◆ ◆ ◆ ◆ ◆

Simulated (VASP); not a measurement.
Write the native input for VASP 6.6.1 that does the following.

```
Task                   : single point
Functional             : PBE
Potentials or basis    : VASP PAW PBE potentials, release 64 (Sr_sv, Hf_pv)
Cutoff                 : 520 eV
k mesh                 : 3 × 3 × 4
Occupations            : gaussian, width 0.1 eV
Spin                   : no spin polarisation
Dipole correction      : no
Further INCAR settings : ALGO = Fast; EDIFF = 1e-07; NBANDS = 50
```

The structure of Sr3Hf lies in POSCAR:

◆ ◆ ◆ ◆ ◆

### REQUIREMENT
Print the data above exactly as it reads.

### WORKED SOLUTION
Simulated (VASP); not a measurement.
Write the native input for VASP 6.6.1 that does the following.

```
Task                   : single point
Functional             : PBE
Potentials or basis    : VASP PAW PBE potentials, release 64 (Sr_sv, Hf_pv)
Cutoff                 : 520 eV
k mesh                 : 3 × 3 × 4
Occupations            : gaussian, width 0.1 eV
Spin                   : no spin polarisation
Dipole correction      : no
Further INCAR settings : ALGO = Fast; EDIFF = 1e-07; NBANDS = 50
```

The structure of Sr3Hf lies in POSCAR:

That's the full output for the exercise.